* ASSIGNMENT *
Give back exactly the lines from the start of the listing to the line containing "the values span?**", inclusive, and nothing beyond them.

----------

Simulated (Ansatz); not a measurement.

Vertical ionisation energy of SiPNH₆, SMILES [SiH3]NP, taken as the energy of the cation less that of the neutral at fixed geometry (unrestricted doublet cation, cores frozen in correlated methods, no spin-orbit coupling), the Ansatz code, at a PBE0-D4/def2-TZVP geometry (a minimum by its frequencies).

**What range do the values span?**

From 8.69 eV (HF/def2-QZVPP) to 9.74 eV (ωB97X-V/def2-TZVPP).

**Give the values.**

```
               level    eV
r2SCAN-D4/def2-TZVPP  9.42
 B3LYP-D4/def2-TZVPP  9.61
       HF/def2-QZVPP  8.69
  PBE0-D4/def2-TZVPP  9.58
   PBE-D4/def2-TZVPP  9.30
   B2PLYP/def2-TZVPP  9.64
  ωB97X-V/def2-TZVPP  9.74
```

----------

* RESPONSE AREA *
Simulated (Ansatz); not a measurement.

Vertical ionisation energy of SiPNH₆, SMILES [SiH3]NP, taken as the energy of the cation less that of the neutral at fixed geometry (unrestricted doublet cation, cores frozen in correlated methods, no spin-orbit coupling), the Ansatz code, at a PBE0-D4/def2-TZVP geometry (a minimum by its frequencies).

**What range do the values span?**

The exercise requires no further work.